Start of Record extracts
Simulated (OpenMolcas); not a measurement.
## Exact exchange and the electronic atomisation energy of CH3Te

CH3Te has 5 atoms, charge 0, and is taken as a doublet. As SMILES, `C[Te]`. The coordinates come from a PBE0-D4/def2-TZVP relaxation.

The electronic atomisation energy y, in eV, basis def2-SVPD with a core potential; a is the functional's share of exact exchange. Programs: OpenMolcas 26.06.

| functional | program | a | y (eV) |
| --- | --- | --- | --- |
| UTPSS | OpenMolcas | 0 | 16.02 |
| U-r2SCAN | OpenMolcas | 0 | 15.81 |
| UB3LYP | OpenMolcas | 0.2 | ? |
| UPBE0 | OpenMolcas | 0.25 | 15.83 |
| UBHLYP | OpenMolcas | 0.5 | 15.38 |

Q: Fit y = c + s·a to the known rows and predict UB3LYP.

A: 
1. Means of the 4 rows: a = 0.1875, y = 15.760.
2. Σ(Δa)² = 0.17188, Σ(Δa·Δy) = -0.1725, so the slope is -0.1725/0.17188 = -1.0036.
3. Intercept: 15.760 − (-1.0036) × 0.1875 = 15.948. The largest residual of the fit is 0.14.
End of Record extracts

In your answer, repeat each of the records exactly.

Simulated (OpenMolcas); not a measurement.
## Exact exchange and the electronic atomisation energy of CH3Te

CH3Te has 5 atoms, charge 0, and is taken as a doublet. As SMILES, `C[Te]`. The coordinates come from a PBE0-D4/def2-TZVP relaxation.

The electronic atomisation energy y, in eV, basis def2-SVPD with a core potential; a is the functional's share of exact exchange. Programs: OpenMolcas 26.06.

| functional | program | a | y (eV) |
| --- | --- | --- | --- |
| UTPSS | OpenMolcas | 0 | 16.02 |
| U-r2SCAN | OpenMolcas | 0 | 15.81 |
| UB3LYP | OpenMolcas | 0.2 | ? |
| UPBE0 | OpenMolcas | 0.25 | 15.83 |
| UBHLYP | OpenMolcas | 0.5 | 15.38 |

Q: Fit y = c + s·a to the known rows and predict UB3LYP.

A: 
1. Means of the 4 rows: a = 0.1875, y = 15.760.
2. Σ(Δa)² = 0.17188, Σ(Δa·Δy) = -0.1725, so the slope is -0.1725/0.17188 = -1.0036.
3. Intercept: 15.760 − (-1.0036) × 0.1875 = 15.948. The largest residual of the fit is 0.14.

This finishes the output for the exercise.